═════ Recorded data
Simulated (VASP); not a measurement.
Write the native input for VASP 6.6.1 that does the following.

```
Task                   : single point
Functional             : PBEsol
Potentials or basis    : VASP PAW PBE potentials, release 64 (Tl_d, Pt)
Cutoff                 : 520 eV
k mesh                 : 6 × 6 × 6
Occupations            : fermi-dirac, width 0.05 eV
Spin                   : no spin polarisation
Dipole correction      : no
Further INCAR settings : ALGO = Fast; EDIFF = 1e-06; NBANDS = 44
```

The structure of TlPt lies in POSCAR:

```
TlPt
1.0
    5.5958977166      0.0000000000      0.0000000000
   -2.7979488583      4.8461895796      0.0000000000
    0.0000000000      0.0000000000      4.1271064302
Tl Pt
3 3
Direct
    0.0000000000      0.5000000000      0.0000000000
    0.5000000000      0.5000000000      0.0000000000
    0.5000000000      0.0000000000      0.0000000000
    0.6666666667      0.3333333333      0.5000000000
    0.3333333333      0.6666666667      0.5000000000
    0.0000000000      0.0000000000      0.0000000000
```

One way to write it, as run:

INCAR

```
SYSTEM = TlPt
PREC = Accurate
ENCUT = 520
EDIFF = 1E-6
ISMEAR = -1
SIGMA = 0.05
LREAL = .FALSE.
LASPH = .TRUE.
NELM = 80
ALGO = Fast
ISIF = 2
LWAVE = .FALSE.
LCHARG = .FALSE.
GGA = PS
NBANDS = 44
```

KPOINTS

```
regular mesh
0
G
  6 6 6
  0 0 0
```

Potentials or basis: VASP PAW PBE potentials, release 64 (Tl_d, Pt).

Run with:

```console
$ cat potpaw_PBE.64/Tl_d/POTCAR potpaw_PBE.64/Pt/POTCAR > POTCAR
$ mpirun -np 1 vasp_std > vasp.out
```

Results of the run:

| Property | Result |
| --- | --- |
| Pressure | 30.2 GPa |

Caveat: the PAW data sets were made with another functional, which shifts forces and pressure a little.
══════════

* _Action item_:
Working from the material above, restate word for word the lines between the line with "Write the native" and the line with "One way to write", both included, and only those.

* _Response_:
Write the native input for VASP 6.6.1 that does the following.

```
Task                   : single point
Functional             : PBEsol
Potentials or basis    : VASP PAW PBE potentials, release 64 (Tl_d, Pt)
Cutoff                 : 520 eV
k mesh                 : 6 × 6 × 6
Occupations            : fermi-dirac, width 0.05 eV
Spin                   : no spin polarisation
Dipole correction      : no
Further INCAR settings : ALGO = Fast; EDIFF = 1e-06; NBANDS = 44
```

The structure of TlPt lies in POSCAR:

```
TlPt
1.0
    5.5958977166      0.0000000000      0.0000000000
   -2.7979488583      4.8461895796      0.0000000000
    0.0000000000      0.0000000000      4.1271064302
Tl Pt
3 3
Direct
    0.0000000000      0.5000000000      0.0000000000
    0.5000000000      0.5000000000      0.0000000000
    0.5000000000      0.0000000000      0.0000000000
    0.6666666667      0.3333333333      0.5000000000
    0.3333333333      0.6666666667      0.5000000000
    0.0000000000      0.0000000000      0.0000000000
```

One way to write it, as run:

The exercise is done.